Source information Block Start

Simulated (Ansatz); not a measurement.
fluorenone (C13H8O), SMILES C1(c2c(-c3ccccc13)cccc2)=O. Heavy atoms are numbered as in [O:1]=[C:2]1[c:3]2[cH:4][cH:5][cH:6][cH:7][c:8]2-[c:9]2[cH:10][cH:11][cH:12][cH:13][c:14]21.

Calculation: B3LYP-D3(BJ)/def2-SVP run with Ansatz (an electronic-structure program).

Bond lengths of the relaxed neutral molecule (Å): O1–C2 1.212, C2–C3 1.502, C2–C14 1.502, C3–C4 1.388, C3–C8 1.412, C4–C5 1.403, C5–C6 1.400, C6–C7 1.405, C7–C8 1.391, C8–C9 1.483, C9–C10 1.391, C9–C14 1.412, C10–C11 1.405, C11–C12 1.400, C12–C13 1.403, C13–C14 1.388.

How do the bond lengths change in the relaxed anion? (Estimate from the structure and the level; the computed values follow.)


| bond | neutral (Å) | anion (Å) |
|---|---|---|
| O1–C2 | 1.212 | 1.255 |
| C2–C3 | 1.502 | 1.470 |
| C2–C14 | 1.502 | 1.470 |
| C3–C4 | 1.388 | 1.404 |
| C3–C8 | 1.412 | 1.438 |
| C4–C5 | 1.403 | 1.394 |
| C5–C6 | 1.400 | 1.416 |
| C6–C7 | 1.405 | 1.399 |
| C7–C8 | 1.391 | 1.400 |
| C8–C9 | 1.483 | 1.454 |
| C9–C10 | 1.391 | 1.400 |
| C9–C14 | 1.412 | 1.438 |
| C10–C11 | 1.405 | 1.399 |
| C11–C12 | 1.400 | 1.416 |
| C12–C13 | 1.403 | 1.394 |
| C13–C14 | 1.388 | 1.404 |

Source information Block End

> _Assigned task_
Take exactly the lines from the one containing "C2–C14 | 1.502 | 1.470 |" through the one containing "C9–C14 | 1.412 | 1.438 |" in the data above, and output them with nothing added.

> _Worked solution_
| C2–C14 | 1.502 | 1.470 |
| C3–C4 | 1.388 | 1.404 |
| C3–C8 | 1.412 | 1.438 |
| C4–C5 | 1.403 | 1.394 |
| C5–C6 | 1.400 | 1.416 |
| C6–C7 | 1.405 | 1.399 |
| C7–C8 | 1.391 | 1.400 |
| C8–C9 | 1.483 | 1.454 |
| C9–C10 | 1.391 | 1.400 |
| C9–C14 | 1.412 | 1.438 |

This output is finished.